* **Work instruction**
Reproduce all entries precisely as they are written.

* **Record excerpts**
== Segment start ==

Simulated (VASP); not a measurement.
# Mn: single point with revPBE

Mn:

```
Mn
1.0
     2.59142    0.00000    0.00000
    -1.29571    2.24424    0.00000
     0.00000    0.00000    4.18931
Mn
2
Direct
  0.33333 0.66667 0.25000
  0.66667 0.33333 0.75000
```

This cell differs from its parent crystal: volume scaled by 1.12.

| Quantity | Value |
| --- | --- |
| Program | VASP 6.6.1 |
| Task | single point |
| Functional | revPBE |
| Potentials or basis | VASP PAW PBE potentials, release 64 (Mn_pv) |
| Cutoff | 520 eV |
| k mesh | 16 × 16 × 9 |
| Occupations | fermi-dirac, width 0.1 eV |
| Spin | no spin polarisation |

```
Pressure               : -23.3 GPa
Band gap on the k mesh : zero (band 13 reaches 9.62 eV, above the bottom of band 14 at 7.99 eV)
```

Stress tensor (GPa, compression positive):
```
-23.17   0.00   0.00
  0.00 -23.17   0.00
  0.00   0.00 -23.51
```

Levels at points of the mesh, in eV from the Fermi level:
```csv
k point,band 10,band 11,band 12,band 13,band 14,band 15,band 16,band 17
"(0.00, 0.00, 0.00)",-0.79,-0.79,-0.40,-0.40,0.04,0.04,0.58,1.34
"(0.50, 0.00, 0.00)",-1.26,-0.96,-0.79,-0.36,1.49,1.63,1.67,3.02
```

== Segment end ==

* **Task solution**
Simulated (VASP); not a measurement.
# Mn: single point with revPBE

Mn:

```
Mn
1.0
     2.59142    0.00000    0.00000
    -1.29571    2.24424    0.00000
     0.00000    0.00000    4.18931
Mn
2
Direct
  0.33333 0.66667 0.25000
  0.66667 0.33333 0.75000
```

This cell differs from its parent crystal: volume scaled by 1.12.

| Quantity | Value |
| --- | --- |
| Program | VASP 6.6.1 |
| Task | single point |
| Functional | revPBE |
| Potentials or basis | VASP PAW PBE potentials, release 64 (Mn_pv) |
| Cutoff | 520 eV |
| k mesh | 16 × 16 × 9 |
| Occupations | fermi-dirac, width 0.1 eV |
| Spin | no spin polarisation |

```
Pressure               : -23.3 GPa
Band gap on the k mesh : zero (band 13 reaches 9.62 eV, above the bottom of band 14 at 7.99 eV)
```

Stress tensor (GPa, compression positive):
```
-23.17   0.00   0.00
  0.00 -23.17   0.00
  0.00   0.00 -23.51
```

Levels at points of the mesh, in eV from the Fermi level:
```csv
k point,band 10,band 11,band 12,band 13,band 14,band 15,band 16,band 17
"(0.00, 0.00, 0.00)",-0.79,-0.79,-0.40,-0.40,0.04,0.04,0.58,1.34
"(0.50, 0.00, 0.00)",-1.26,-0.96,-0.79,-0.36,1.49,1.63,1.67,3.02
```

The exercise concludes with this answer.